Work instruction
Every entry, exactly as given, must be retyped.

______________________________

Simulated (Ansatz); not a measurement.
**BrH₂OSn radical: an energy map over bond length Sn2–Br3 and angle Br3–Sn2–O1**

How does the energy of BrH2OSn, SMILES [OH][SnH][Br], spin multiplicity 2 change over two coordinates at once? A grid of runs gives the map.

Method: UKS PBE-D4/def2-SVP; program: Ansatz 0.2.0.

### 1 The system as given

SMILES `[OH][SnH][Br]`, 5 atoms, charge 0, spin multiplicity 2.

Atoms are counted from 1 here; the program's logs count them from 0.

______________________________

Task response
Simulated (Ansatz); not a measurement.
**BrH₂OSn radical: an energy map over bond length Sn2–Br3 and angle Br3–Sn2–O1**

How does the energy of BrH2OSn, SMILES [OH][SnH][Br], spin multiplicity 2 change over two coordinates at once? A grid of runs gives the map.

Method: UKS PBE-D4/def2-SVP; program: Ansatz 0.2.0.

### 1 The system as given

SMILES `[OH][SnH][Br]`, 5 atoms, charge 0, spin multiplicity 2.

Atoms are counted from 1 here; the program's logs count them from 0.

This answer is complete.